● Dataset entries:
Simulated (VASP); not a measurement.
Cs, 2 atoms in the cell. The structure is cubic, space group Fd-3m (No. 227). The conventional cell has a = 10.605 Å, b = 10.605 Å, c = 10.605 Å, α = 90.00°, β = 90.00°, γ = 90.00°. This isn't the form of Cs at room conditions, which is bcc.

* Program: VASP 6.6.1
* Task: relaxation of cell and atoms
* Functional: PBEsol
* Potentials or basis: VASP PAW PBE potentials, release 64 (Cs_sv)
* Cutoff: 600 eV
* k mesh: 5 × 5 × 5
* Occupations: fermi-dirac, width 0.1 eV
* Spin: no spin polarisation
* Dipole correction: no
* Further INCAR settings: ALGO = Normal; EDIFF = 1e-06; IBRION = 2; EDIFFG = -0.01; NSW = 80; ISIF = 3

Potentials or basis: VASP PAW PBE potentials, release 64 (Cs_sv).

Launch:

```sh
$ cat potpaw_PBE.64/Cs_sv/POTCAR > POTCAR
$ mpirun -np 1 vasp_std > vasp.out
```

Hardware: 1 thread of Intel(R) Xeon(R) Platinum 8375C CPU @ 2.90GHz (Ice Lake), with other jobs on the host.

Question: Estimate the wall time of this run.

● Required action:
In the entries above, one line contains "width 0.1 eV" and another contains "Hardware: 1 thread". Reproduce exactly those two lines and the lines between them, nothing else.

● Written solution:
* Occupations: fermi-dirac, width 0.1 eV
* Spin: no spin polarisation
* Dipole correction: no
* Further INCAR settings: ALGO = Normal; EDIFF = 1e-06; IBRION = 2; EDIFFG = -0.01; NSW = 80; ISIF = 3

Potentials or basis: VASP PAW PBE potentials, release 64 (Cs_sv).

Launch:

```sh
$ cat potpaw_PBE.64/Cs_sv/POTCAR > POTCAR
$ mpirun -np 1 vasp_std > vasp.out
```

Hardware: 1 thread of Intel(R) Xeon(R) Platinum 8375C CPU @ 2.90GHz (Ice Lake), with other jobs on the host.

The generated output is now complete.